#### WORK ITEM
Beginning with the first line, please return the entries exactly through the line that contains "the determinant: 2.019", and leave out all later lines.

((

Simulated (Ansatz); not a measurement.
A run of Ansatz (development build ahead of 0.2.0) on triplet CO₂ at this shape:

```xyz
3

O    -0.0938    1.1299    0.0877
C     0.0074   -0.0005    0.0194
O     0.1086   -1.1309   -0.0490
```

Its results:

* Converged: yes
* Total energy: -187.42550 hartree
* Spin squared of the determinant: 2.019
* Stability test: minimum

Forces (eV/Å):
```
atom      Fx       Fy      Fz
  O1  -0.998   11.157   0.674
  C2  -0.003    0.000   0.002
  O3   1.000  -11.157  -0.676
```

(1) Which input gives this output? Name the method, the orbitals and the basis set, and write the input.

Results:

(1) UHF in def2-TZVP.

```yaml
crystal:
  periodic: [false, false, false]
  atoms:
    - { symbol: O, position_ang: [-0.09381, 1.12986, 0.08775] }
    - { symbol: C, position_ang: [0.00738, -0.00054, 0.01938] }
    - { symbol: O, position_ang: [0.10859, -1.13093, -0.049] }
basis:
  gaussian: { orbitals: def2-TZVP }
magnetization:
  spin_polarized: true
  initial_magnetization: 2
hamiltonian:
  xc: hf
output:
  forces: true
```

))

#### EXERCISE RESPONSE
Simulated (Ansatz); not a measurement.
A run of Ansatz (development build ahead of 0.2.0) on triplet CO₂ at this shape:

```xyz
3

O    -0.0938    1.1299    0.0877
C     0.0074   -0.0005    0.0194
O     0.1086   -1.1309   -0.0490
```

Its results:

* Converged: yes
* Total energy: -187.42550 hartree
* Spin squared of the determinant: 2.019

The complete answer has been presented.